• **AVAILABLE DATA**:
● ● ● ● ● ● ●

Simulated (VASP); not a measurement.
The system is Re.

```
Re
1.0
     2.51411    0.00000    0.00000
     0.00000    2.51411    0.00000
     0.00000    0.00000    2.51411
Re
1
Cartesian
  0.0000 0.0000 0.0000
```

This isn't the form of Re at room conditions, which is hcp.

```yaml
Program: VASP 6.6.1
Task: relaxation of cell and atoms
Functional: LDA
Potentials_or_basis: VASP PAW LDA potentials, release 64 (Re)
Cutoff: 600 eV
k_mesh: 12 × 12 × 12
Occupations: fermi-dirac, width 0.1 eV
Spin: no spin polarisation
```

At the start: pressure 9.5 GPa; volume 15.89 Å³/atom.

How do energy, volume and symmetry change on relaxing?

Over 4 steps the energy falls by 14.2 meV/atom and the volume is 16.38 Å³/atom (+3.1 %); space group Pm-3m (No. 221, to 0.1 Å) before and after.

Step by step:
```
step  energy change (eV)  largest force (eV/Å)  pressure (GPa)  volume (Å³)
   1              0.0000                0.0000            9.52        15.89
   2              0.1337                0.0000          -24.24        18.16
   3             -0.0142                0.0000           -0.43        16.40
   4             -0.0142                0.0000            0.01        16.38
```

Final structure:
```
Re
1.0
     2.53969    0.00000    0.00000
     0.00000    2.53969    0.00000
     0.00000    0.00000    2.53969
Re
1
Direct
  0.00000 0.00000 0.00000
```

● ● ● ● ● ● ●

Your answer consists solely of the lines from the top of the records above through the line that contains "How do energy, volume", each echoed exactly.

• **SOLUTION**:
Simulated (VASP); not a measurement.
The system is Re.

```
Re
1.0
     2.51411    0.00000    0.00000
     0.00000    2.51411    0.00000
     0.00000    0.00000    2.51411
Re
1
Cartesian
  0.0000 0.0000 0.0000
```

This isn't the form of Re at room conditions, which is hcp.

```yaml
Program: VASP 6.6.1
Task: relaxation of cell and atoms
Functional: LDA
Potentials_or_basis: VASP PAW LDA potentials, release 64 (Re)
Cutoff: 600 eV
k_mesh: 12 × 12 × 12
Occupations: fermi-dirac, width 0.1 eV
Spin: no spin polarisation
```

At the start: pressure 9.5 GPa; volume 15.89 Å³/atom.

How do energy, volume and symmetry change on relaxing?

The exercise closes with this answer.